*Action item:* Give again only those lines from the start of the entries through the line holding "What comes out?", leaving them as they are.

*Data listing:*
##########
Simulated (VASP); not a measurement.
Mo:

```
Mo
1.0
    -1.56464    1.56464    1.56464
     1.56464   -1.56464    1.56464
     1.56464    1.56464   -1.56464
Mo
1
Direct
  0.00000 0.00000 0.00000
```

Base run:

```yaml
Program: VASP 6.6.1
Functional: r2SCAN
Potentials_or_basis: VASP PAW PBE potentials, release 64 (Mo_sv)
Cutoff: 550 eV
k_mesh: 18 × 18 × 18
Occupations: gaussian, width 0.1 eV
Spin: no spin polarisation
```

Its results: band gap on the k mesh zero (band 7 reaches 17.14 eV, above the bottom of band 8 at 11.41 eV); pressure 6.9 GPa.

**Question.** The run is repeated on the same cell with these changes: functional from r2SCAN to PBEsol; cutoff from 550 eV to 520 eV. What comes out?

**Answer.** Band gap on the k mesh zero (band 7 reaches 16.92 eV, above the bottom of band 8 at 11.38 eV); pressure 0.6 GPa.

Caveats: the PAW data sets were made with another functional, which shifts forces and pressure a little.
##########

*Response area:*
Simulated (VASP); not a measurement.
Mo:

```
Mo
1.0
    -1.56464    1.56464    1.56464
     1.56464   -1.56464    1.56464
     1.56464    1.56464   -1.56464
Mo
1
Direct
  0.00000 0.00000 0.00000
```

Base run:

```yaml
Program: VASP 6.6.1
Functional: r2SCAN
Potentials_or_basis: VASP PAW PBE potentials, release 64 (Mo_sv)
Cutoff: 550 eV
k_mesh: 18 × 18 × 18
Occupations: gaussian, width 0.1 eV
Spin: no spin polarisation
```

Its results: band gap on the k mesh zero (band 7 reaches 17.14 eV, above the bottom of band 8 at 11.41 eV); pressure 6.9 GPa.

**Question.** The run is repeated on the same cell with these changes: functional from r2SCAN to PBEsol; cutoff from 550 eV to 520 eV. What comes out?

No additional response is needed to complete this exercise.